Supplied entries START
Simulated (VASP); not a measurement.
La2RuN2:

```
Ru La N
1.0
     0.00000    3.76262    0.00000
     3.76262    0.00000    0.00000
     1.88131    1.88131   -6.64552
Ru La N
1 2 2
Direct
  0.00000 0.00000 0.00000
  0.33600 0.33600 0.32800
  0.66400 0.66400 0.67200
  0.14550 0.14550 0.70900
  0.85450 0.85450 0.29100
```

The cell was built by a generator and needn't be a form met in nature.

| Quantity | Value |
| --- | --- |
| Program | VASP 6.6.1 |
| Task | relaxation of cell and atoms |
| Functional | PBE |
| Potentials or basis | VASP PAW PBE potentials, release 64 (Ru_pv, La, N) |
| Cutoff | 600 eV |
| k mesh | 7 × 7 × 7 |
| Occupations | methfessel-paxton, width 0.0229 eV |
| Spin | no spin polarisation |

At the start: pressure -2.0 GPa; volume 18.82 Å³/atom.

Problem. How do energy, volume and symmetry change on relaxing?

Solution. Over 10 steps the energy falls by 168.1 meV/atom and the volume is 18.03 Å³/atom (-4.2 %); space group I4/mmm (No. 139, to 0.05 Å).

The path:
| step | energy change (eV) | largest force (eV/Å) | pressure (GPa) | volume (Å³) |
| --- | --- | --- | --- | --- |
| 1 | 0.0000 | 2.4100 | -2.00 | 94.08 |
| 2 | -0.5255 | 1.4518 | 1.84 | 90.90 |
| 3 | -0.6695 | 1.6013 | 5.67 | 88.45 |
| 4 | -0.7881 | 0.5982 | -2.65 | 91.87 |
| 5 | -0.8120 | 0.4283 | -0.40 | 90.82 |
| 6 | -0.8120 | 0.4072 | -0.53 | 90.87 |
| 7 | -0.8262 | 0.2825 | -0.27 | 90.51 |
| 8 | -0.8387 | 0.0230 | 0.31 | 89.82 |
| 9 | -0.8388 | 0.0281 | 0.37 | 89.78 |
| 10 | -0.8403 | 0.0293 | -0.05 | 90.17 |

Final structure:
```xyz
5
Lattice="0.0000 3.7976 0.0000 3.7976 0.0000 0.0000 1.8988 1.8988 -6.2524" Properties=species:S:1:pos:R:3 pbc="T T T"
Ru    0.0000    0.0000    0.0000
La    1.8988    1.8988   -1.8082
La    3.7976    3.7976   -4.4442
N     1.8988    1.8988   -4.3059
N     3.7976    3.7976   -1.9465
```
Supplied entries END

=== Work request ===
In the listing above, find the line containing "and atoms |" and the line containing "Problem. How do", then retype both and every line between them exactly, with nothing else.

=== Response area ===
| Task | relaxation of cell and atoms |
| Functional | PBE |
| Potentials or basis | VASP PAW PBE potentials, release 64 (Ru_pv, La, N) |
| Cutoff | 600 eV |
| k mesh | 7 × 7 × 7 |
| Occupations | methfessel-paxton, width 0.0229 eV |
| Spin | no spin polarisation |

At the start: pressure -2.0 GPa; volume 18.82 Å³/atom.

Problem. How do energy, volume and symmetry change on relaxing?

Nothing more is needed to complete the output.